---------- Source information ----------

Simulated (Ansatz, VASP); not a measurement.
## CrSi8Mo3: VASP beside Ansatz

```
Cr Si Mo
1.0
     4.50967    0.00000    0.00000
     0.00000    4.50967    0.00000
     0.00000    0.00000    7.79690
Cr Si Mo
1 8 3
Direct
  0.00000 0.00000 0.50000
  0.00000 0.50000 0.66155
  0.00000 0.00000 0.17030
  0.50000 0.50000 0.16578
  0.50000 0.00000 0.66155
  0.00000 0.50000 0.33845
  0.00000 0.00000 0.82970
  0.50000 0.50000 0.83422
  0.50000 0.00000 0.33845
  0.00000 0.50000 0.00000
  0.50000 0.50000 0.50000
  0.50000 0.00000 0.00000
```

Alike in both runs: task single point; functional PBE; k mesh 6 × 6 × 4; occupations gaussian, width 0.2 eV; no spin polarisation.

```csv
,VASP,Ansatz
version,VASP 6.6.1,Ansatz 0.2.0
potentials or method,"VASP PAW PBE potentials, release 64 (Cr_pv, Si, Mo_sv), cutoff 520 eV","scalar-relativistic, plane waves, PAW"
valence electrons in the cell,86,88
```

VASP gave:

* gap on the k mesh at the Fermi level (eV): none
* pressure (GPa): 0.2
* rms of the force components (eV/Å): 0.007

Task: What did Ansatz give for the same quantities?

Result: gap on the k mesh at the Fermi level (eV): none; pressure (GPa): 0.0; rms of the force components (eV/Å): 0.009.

----------

» Work order
Write out the lines of the entries, word for word, from the first through the one containing "pressure (GPa): 0.2", and stop at that line.

» Written answer
Simulated (Ansatz, VASP); not a measurement.
## CrSi8Mo3: VASP beside Ansatz

```
Cr Si Mo
1.0
     4.50967    0.00000    0.00000
     0.00000    4.50967    0.00000
     0.00000    0.00000    7.79690
Cr Si Mo
1 8 3
Direct
  0.00000 0.00000 0.50000
  0.00000 0.50000 0.66155
  0.00000 0.00000 0.17030
  0.50000 0.50000 0.16578
  0.50000 0.00000 0.66155
  0.00000 0.50000 0.33845
  0.00000 0.00000 0.82970
  0.50000 0.50000 0.83422
  0.50000 0.00000 0.33845
  0.00000 0.50000 0.00000
  0.50000 0.50000 0.50000
  0.50000 0.00000 0.00000
```

Alike in both runs: task single point; functional PBE; k mesh 6 × 6 × 4; occupations gaussian, width 0.2 eV; no spin polarisation.

```csv
,VASP,Ansatz
version,VASP 6.6.1,Ansatz 0.2.0
potentials or method,"VASP PAW PBE potentials, release 64 (Cr_pv, Si, Mo_sv), cutoff 520 eV","scalar-relativistic, plane waves, PAW"
valence electrons in the cell,86,88
```

VASP gave:

* gap on the k mesh at the Fermi level (eV): none
* pressure (GPa): 0.2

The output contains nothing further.